**Work order**: Could you write the entries out again, exactly as they appear?

════════════════════

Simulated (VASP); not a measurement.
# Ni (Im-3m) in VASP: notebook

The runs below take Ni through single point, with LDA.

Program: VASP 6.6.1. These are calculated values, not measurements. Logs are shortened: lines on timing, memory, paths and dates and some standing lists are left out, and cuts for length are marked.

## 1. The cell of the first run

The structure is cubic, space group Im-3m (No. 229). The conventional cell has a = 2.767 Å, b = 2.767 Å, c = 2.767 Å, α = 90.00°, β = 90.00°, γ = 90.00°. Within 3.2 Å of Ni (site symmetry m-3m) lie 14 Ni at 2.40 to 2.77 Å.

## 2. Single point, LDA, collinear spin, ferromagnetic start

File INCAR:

════════════════════

**Solution**:
Simulated (VASP); not a measurement.
# Ni (Im-3m) in VASP: notebook

The runs below take Ni through single point, with LDA.

Program: VASP 6.6.1. These are calculated values, not measurements. Logs are shortened: lines on timing, memory, paths and dates and some standing lists are left out, and cuts for length are marked.

## 1. The cell of the first run

The structure is cubic, space group Im-3m (No. 229). The conventional cell has a = 2.767 Å, b = 2.767 Å, c = 2.767 Å, α = 90.00°, β = 90.00°, γ = 90.00°. Within 3.2 Å of Ni (site symmetry m-3m) lie 14 Ni at 2.40 to 2.77 Å.

## 2. Single point, LDA, collinear spin, ferromagnetic start

File INCAR:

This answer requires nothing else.